Data under study
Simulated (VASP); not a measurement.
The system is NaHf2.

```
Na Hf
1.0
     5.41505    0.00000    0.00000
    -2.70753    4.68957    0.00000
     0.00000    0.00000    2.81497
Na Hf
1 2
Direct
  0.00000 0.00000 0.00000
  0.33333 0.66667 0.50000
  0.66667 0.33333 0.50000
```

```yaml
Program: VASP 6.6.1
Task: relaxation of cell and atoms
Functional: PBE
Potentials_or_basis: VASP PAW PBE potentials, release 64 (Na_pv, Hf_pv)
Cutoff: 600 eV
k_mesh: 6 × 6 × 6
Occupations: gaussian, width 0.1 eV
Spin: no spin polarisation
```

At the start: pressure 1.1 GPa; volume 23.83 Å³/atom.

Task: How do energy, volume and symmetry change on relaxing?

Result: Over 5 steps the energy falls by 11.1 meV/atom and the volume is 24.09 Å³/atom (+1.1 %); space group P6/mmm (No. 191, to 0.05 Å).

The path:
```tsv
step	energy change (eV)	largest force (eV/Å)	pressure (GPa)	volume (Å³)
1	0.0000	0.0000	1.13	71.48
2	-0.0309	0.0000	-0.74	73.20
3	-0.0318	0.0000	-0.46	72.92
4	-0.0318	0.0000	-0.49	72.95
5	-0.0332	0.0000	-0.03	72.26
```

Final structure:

Work item
Every line of the data above is to be repeated exactly.

Answer space
Simulated (VASP); not a measurement.
The system is NaHf2.

```
Na Hf
1.0
     5.41505    0.00000    0.00000
    -2.70753    4.68957    0.00000
     0.00000    0.00000    2.81497
Na Hf
1 2
Direct
  0.00000 0.00000 0.00000
  0.33333 0.66667 0.50000
  0.66667 0.33333 0.50000
```

```yaml
Program: VASP 6.6.1
Task: relaxation of cell and atoms
Functional: PBE
Potentials_or_basis: VASP PAW PBE potentials, release 64 (Na_pv, Hf_pv)
Cutoff: 600 eV
k_mesh: 6 × 6 × 6
Occupations: gaussian, width 0.1 eV
Spin: no spin polarisation
```

At the start: pressure 1.1 GPa; volume 23.83 Å³/atom.

Task: How do energy, volume and symmetry change on relaxing?

Result: Over 5 steps the energy falls by 11.1 meV/atom and the volume is 24.09 Å³/atom (+1.1 %); space group P6/mmm (No. 191, to 0.05 Å).

The path:
```tsv
step	energy change (eV)	largest force (eV/Å)	pressure (GPa)	volume (Å³)
1	0.0000	0.0000	1.13	71.48
2	-0.0309	0.0000	-0.74	73.20
3	-0.0318	0.0000	-0.46	72.92
4	-0.0318	0.0000	-0.49	72.95
5	-0.0332	0.0000	-0.03	72.26
```

Final structure:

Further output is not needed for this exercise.